__Action item__.
Nothing should be output except the lines from the top of the material below through the line that contains "Computed with Ansatz", each exactly as written.

□ □ □

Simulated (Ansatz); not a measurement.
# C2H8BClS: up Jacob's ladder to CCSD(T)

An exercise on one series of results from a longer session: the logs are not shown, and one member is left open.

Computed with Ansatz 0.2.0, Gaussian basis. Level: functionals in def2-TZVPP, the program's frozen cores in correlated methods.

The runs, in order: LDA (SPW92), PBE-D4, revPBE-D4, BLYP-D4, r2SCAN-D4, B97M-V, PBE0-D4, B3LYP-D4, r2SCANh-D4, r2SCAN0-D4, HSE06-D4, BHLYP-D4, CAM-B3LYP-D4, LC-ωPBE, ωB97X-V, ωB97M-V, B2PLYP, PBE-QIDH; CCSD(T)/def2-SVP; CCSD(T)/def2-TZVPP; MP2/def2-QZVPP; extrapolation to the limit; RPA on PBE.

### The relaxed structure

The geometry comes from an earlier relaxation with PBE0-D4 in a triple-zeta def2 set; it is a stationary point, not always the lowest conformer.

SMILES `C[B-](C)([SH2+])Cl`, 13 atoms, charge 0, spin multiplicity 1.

□ □ □

__Exercise response__.
Simulated (Ansatz); not a measurement.
# C2H8BClS: up Jacob's ladder to CCSD(T)

An exercise on one series of results from a longer session: the logs are not shown, and one member is left open.

Computed with Ansatz 0.2.0, Gaussian basis. Level: functionals in def2-TZVPP, the program's frozen cores in correlated methods.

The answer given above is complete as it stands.